Start of DATA EXTRACT

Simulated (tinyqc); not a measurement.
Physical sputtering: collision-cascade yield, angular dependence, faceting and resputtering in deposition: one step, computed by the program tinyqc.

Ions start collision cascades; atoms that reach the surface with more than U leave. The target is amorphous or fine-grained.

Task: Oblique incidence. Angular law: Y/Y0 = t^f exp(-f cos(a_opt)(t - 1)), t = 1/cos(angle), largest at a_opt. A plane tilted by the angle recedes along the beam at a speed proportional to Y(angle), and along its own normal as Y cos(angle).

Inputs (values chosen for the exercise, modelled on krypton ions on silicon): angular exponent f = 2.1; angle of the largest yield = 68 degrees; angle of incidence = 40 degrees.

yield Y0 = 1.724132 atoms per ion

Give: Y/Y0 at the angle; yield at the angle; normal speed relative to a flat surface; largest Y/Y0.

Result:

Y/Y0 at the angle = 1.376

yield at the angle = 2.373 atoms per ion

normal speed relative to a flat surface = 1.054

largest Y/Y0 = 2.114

End of DATA EXTRACT

Each entry above is to be repeated exactly as it appears.

EXERCISE RESPONSE >>
Simulated (tinyqc); not a measurement.
Physical sputtering: collision-cascade yield, angular dependence, faceting and resputtering in deposition: one step, computed by the program tinyqc.

Ions start collision cascades; atoms that reach the surface with more than U leave. The target is amorphous or fine-grained.

Task: Oblique incidence. Angular law: Y/Y0 = t^f exp(-f cos(a_opt)(t - 1)), t = 1/cos(angle), largest at a_opt. A plane tilted by the angle recedes along the beam at a speed proportional to Y(angle), and along its own normal as Y cos(angle).

Inputs (values chosen for the exercise, modelled on krypton ions on silicon): angular exponent f = 2.1; angle of the largest yield = 68 degrees; angle of incidence = 40 degrees.

yield Y0 = 1.724132 atoms per ion

Give: Y/Y0 at the angle; yield at the angle; normal speed relative to a flat surface; largest Y/Y0.

Result:

Y/Y0 at the angle = 1.376

yield at the angle = 2.373 atoms per ion

normal speed relative to a flat surface = 1.054

largest Y/Y0 = 2.114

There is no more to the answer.